• **Assignment**
Retype each of the entries below exactly as written.

• **Recorded information**
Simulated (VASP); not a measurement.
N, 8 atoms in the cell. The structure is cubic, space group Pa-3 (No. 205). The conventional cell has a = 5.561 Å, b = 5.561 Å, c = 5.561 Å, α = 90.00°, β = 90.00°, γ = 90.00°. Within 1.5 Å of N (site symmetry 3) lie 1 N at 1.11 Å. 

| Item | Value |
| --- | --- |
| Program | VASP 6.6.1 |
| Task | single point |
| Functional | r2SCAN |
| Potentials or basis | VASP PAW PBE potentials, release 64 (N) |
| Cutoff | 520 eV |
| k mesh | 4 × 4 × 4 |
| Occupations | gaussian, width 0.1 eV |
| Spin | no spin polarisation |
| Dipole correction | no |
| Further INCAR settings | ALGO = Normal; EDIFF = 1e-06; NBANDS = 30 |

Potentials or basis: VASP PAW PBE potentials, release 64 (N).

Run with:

• **Response**
Simulated (VASP); not a measurement.
N, 8 atoms in the cell. The structure is cubic, space group Pa-3 (No. 205). The conventional cell has a = 5.561 Å, b = 5.561 Å, c = 5.561 Å, α = 90.00°, β = 90.00°, γ = 90.00°. Within 1.5 Å of N (site symmetry 3) lie 1 N at 1.11 Å. 

| Item | Value |
| --- | --- |
| Program | VASP 6.6.1 |
| Task | single point |
| Functional | r2SCAN |
| Potentials or basis | VASP PAW PBE potentials, release 64 (N) |
| Cutoff | 520 eV |
| k mesh | 4 × 4 × 4 |
| Occupations | gaussian, width 0.1 eV |
| Spin | no spin polarisation |
| Dipole correction | no |
| Further INCAR settings | ALGO = Normal; EDIFF = 1e-06; NBANDS = 30 |

Potentials or basis: VASP PAW PBE potentials, release 64 (N).

Run with:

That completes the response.